» Listed records
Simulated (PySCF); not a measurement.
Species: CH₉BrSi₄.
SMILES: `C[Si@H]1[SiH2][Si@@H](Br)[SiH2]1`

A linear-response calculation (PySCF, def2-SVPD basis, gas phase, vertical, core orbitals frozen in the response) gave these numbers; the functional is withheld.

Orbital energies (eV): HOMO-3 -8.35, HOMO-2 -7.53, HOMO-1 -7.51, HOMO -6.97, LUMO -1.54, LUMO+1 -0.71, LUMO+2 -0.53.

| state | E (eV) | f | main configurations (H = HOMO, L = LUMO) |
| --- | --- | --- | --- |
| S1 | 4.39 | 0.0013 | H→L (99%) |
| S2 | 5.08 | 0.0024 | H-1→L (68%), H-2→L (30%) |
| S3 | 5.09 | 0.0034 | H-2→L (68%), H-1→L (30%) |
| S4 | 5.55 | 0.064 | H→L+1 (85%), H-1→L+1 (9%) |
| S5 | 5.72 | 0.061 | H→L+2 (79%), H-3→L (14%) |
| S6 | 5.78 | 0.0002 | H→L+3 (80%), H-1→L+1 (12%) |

» Requirement
Once you find the line with "H-2→L (30%) |" above, print it and every line after it up to and including the line with "H-3→L (14%) |", exactly as written and nothing else.

» Result
| S2 | 5.08 | 0.0024 | H-1→L (68%), H-2→L (30%) |
| S3 | 5.09 | 0.0034 | H-2→L (68%), H-1→L (30%) |
| S4 | 5.55 | 0.064 | H→L+1 (85%), H-1→L+1 (9%) |
| S5 | 5.72 | 0.061 | H→L+2 (79%), H-3→L (14%) |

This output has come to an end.